▶ Work order:
Word for word, restate the lines from the start of the data below through the line containing "Potentials or basis: VASP".

▶ Dataset excerpts:
=======
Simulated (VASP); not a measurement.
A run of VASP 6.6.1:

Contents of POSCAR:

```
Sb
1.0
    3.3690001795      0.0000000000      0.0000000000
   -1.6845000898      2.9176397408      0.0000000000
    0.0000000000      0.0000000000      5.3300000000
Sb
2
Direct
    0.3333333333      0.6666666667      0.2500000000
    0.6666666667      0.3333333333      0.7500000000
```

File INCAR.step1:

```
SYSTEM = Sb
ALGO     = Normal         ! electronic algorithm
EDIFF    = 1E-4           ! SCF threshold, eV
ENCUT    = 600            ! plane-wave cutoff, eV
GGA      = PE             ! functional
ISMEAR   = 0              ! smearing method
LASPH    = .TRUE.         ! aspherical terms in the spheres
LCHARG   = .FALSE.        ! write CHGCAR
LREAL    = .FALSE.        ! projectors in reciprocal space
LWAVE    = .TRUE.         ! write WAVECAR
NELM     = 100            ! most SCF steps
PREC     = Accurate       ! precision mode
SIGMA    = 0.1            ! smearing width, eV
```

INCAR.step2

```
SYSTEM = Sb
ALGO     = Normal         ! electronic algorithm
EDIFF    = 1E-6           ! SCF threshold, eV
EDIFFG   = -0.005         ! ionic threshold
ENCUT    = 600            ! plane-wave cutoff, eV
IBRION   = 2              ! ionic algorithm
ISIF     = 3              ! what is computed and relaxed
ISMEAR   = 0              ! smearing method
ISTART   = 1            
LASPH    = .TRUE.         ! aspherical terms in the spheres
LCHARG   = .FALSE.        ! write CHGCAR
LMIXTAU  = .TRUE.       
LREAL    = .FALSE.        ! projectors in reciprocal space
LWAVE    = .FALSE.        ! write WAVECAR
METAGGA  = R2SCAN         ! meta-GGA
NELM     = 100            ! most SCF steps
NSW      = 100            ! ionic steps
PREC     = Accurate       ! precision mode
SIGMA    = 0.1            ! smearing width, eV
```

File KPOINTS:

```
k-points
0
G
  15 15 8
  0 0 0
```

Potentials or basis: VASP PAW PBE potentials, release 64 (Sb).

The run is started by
=======

▶ Answer space:
Simulated (VASP); not a measurement.
A run of VASP 6.6.1:

Contents of POSCAR:

```
Sb
1.0
    3.3690001795      0.0000000000      0.0000000000
   -1.6845000898      2.9176397408      0.0000000000
    0.0000000000      0.0000000000      5.3300000000
Sb
2
Direct
    0.3333333333      0.6666666667      0.2500000000
    0.6666666667      0.3333333333      0.7500000000
```

File INCAR.step1:

```
SYSTEM = Sb
ALGO     = Normal         ! electronic algorithm
EDIFF    = 1E-4           ! SCF threshold, eV
ENCUT    = 600            ! plane-wave cutoff, eV
GGA      = PE             ! functional
ISMEAR   = 0              ! smearing method
LASPH    = .TRUE.         ! aspherical terms in the spheres
LCHARG   = .FALSE.        ! write CHGCAR
LREAL    = .FALSE.        ! projectors in reciprocal space
LWAVE    = .TRUE.         ! write WAVECAR
NELM     = 100            ! most SCF steps
PREC     = Accurate       ! precision mode
SIGMA    = 0.1            ! smearing width, eV
```

INCAR.step2

```
SYSTEM = Sb
ALGO     = Normal         ! electronic algorithm
EDIFF    = 1E-6           ! SCF threshold, eV
EDIFFG   = -0.005         ! ionic threshold
ENCUT    = 600            ! plane-wave cutoff, eV
IBRION   = 2              ! ionic algorithm
ISIF     = 3              ! what is computed and relaxed
ISMEAR   = 0              ! smearing method
ISTART   = 1            
LASPH    = .TRUE.         ! aspherical terms in the spheres
LCHARG   = .FALSE.        ! write CHGCAR
LMIXTAU  = .TRUE.       
LREAL    = .FALSE.        ! projectors in reciprocal space
LWAVE    = .FALSE.        ! write WAVECAR
METAGGA  = R2SCAN         ! meta-GGA
NELM     = 100            ! most SCF steps
NSW      = 100            ! ionic steps
PREC     = Accurate       ! precision mode
SIGMA    = 0.1            ! smearing width, eV
```

File KPOINTS:

```
k-points
0
G
  15 15 8
  0 0 0
```

Potentials or basis: VASP PAW PBE potentials, release 64 (Sb).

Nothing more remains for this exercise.